* [EXTRACTED ENTRIES]

=====

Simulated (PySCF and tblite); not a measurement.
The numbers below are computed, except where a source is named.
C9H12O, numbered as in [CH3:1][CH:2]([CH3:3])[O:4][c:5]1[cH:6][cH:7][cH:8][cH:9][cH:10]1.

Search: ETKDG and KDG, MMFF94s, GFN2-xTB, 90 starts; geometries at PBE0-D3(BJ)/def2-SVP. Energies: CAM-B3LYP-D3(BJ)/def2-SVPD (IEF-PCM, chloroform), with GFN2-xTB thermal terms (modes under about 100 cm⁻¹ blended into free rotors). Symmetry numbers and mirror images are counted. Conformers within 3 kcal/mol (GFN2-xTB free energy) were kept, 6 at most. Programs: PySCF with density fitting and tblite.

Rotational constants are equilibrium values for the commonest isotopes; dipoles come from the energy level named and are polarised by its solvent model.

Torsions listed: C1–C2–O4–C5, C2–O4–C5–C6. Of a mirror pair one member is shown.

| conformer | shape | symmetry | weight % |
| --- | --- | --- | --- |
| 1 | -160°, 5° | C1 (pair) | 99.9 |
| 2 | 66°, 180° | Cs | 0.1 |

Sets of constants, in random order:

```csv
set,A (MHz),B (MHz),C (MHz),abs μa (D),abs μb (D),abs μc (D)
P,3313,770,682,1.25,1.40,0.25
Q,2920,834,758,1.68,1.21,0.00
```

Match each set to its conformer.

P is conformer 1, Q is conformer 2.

=====

* [WORK INSTRUCTION]
Return the listing verbatim.

* [RESPONSE AREA]
Simulated (PySCF and tblite); not a measurement.
The numbers below are computed, except where a source is named.
C9H12O, numbered as in [CH3:1][CH:2]([CH3:3])[O:4][c:5]1[cH:6][cH:7][cH:8][cH:9][cH:10]1.

Search: ETKDG and KDG, MMFF94s, GFN2-xTB, 90 starts; geometries at PBE0-D3(BJ)/def2-SVP. Energies: CAM-B3LYP-D3(BJ)/def2-SVPD (IEF-PCM, chloroform), with GFN2-xTB thermal terms (modes under about 100 cm⁻¹ blended into free rotors). Symmetry numbers and mirror images are counted. Conformers within 3 kcal/mol (GFN2-xTB free energy) were kept, 6 at most. Programs: PySCF with density fitting and tblite.

Rotational constants are equilibrium values for the commonest isotopes; dipoles come from the energy level named and are polarised by its solvent model.

Torsions listed: C1–C2–O4–C5, C2–O4–C5–C6. Of a mirror pair one member is shown.

| conformer | shape | symmetry | weight % |
| --- | --- | --- | --- |
| 1 | -160°, 5° | C1 (pair) | 99.9 |
| 2 | 66°, 180° | Cs | 0.1 |

Sets of constants, in random order:

```csv
set,A (MHz),B (MHz),C (MHz),abs μa (D),abs μb (D),abs μc (D)
P,3313,770,682,1.25,1.40,0.25
Q,2920,834,758,1.68,1.21,0.00
```

Match each set to its conformer.

P is conformer 1, Q is conformer 2.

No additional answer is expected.